Task item →
Start at the first line of the material. Repeat each line exactly through the one containing "C2H6FSn: 10 atoms, total", then stop.

*** Data to examine Section Begins ***

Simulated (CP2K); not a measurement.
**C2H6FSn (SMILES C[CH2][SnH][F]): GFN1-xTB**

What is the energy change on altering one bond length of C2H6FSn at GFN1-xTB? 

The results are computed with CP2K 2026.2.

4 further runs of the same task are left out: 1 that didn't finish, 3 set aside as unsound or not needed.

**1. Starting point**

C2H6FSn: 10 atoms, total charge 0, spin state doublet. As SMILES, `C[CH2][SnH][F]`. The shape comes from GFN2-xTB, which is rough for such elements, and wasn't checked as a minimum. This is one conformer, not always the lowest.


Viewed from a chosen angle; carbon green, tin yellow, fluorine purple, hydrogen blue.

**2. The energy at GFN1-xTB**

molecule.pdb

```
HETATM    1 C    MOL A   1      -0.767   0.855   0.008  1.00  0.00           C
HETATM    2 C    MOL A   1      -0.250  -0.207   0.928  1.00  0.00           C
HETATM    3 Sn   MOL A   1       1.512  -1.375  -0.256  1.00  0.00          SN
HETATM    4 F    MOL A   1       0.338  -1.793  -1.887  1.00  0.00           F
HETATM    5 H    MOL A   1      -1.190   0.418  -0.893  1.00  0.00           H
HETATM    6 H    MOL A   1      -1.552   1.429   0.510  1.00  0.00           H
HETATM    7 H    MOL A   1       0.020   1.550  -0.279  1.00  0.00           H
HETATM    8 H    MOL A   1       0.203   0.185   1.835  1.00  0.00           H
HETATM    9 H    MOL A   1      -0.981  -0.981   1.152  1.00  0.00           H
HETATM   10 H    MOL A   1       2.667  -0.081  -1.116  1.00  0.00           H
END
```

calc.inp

*** Data to examine Section Ends ***

Task answer →
Simulated (CP2K); not a measurement.
**C2H6FSn (SMILES C[CH2][SnH][F]): GFN1-xTB**

What is the energy change on altering one bond length of C2H6FSn at GFN1-xTB? 

The results are computed with CP2K 2026.2.

4 further runs of the same task are left out: 1 that didn't finish, 3 set aside as unsound or not needed.

**1. Starting point**

C2H6FSn: 10 atoms, total charge 0, spin state doublet. As SMILES, `C[CH2][SnH][F]`. The shape comes from GFN2-xTB, which is rough for such elements, and wasn't checked as a minimum. This is one conformer, not always the lowest.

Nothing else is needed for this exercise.